An exact, complete copy of the entries is what is needed.

DATA UNDER STUDY:
•••

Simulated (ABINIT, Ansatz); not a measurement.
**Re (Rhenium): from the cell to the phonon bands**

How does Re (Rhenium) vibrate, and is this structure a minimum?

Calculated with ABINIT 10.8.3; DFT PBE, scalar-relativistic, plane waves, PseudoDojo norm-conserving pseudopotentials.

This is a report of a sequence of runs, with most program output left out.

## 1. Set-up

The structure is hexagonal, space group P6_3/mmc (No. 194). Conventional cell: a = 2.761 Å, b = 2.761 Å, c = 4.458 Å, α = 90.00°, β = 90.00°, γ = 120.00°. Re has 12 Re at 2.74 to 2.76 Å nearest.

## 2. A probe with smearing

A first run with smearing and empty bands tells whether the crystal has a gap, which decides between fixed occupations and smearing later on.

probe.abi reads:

•••

WRITTEN ANSWER:
Simulated (ABINIT, Ansatz); not a measurement.
**Re (Rhenium): from the cell to the phonon bands**

How does Re (Rhenium) vibrate, and is this structure a minimum?

Calculated with ABINIT 10.8.3; DFT PBE, scalar-relativistic, plane waves, PseudoDojo norm-conserving pseudopotentials.

This is a report of a sequence of runs, with most program output left out.

## 1. Set-up

The structure is hexagonal, space group P6_3/mmc (No. 194). Conventional cell: a = 2.761 Å, b = 2.761 Å, c = 4.458 Å, α = 90.00°, β = 90.00°, γ = 120.00°. Re has 12 Re at 2.74 to 2.76 Å nearest.

## 2. A probe with smearing

A first run with smearing and empty bands tells whether the crystal has a gap, which decides between fixed occupations and smearing later on.

probe.abi reads:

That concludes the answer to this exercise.